Provided data section start

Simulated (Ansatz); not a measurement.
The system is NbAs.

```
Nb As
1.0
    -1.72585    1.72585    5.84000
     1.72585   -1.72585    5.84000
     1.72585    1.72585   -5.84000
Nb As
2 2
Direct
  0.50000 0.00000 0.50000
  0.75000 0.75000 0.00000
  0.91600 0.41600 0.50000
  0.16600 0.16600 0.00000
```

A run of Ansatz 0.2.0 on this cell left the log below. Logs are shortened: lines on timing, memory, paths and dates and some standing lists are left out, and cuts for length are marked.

Provided data section end

Assignment: Send back all of the material exactly as given.

Answer box:
Simulated (Ansatz); not a measurement.
The system is NbAs.

```
Nb As
1.0
    -1.72585    1.72585    5.84000
     1.72585   -1.72585    5.84000
     1.72585    1.72585   -5.84000
Nb As
2 2
Direct
  0.50000 0.00000 0.50000
  0.75000 0.75000 0.00000
  0.91600 0.41600 0.50000
  0.16600 0.16600 0.00000
```

A run of Ansatz 0.2.0 on this cell left the log below. Logs are shortened: lines on timing, memory, paths and dates and some standing lists are left out, and cuts for length are marked.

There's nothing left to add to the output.